### DATASET RECORDS ###

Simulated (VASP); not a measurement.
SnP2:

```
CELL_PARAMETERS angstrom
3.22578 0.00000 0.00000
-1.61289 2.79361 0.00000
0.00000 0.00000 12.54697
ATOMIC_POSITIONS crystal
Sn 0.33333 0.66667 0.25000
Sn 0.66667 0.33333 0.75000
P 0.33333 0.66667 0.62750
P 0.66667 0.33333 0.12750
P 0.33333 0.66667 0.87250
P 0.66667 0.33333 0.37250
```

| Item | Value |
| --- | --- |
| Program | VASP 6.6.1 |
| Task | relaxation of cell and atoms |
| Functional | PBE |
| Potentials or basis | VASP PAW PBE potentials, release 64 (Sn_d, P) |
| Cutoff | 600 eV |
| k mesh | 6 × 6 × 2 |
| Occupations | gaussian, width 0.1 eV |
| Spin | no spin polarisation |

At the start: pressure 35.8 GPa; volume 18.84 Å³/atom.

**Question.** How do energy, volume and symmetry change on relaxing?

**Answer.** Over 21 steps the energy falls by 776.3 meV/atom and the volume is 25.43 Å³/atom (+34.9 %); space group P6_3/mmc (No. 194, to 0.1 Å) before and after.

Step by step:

###

**REQUIRED ACTION:** Exact copies of all the entries above should be returned.

**YOUR RESPONSE:**
Simulated (VASP); not a measurement.
SnP2:

```
CELL_PARAMETERS angstrom
3.22578 0.00000 0.00000
-1.61289 2.79361 0.00000
0.00000 0.00000 12.54697
ATOMIC_POSITIONS crystal
Sn 0.33333 0.66667 0.25000
Sn 0.66667 0.33333 0.75000
P 0.33333 0.66667 0.62750
P 0.66667 0.33333 0.12750
P 0.33333 0.66667 0.87250
P 0.66667 0.33333 0.37250
```

| Item | Value |
| --- | --- |
| Program | VASP 6.6.1 |
| Task | relaxation of cell and atoms |
| Functional | PBE |
| Potentials or basis | VASP PAW PBE potentials, release 64 (Sn_d, P) |
| Cutoff | 600 eV |
| k mesh | 6 × 6 × 2 |
| Occupations | gaussian, width 0.1 eV |
| Spin | no spin polarisation |

At the start: pressure 35.8 GPa; volume 18.84 Å³/atom.

**Question.** How do energy, volume and symmetry change on relaxing?

**Answer.** Over 21 steps the energy falls by 776.3 meV/atom and the volume is 25.43 Å³/atom (+34.9 %); space group P6_3/mmc (No. 194, to 0.1 Å) before and after.

Step by step:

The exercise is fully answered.